● **Requirement**
From the first line onward, reproduce the records exactly; the final line to include is the one holding "Quantum ESPRESSO 7.5;".

====

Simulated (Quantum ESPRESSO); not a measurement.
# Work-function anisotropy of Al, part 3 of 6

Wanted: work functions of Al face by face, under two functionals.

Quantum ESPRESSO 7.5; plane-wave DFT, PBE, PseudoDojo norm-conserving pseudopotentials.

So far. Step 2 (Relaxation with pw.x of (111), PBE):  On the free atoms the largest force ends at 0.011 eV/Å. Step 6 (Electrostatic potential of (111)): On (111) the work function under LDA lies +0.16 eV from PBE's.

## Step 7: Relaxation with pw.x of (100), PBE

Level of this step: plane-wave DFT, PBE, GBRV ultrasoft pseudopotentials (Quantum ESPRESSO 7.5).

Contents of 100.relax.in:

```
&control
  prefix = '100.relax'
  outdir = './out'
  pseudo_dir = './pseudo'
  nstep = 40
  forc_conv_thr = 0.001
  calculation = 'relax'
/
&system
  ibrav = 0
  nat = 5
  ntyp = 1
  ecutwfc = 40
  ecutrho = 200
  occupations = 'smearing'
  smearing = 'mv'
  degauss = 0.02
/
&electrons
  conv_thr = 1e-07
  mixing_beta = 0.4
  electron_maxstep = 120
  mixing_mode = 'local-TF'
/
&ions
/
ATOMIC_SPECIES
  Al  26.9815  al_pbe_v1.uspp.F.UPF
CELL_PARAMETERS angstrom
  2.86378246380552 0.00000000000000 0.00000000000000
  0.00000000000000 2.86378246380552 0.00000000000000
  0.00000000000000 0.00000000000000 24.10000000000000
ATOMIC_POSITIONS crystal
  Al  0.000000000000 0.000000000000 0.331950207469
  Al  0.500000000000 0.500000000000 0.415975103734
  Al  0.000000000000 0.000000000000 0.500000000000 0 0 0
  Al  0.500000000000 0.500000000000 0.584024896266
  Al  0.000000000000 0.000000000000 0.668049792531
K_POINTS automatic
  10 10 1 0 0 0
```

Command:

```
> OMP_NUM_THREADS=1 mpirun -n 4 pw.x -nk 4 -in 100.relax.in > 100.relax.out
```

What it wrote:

====

● **Written answer**
Simulated (Quantum ESPRESSO); not a measurement.
# Work-function anisotropy of Al, part 3 of 6

Wanted: work functions of Al face by face, under two functionals.

Quantum ESPRESSO 7.5; plane-wave DFT, PBE, PseudoDojo norm-conserving pseudopotentials.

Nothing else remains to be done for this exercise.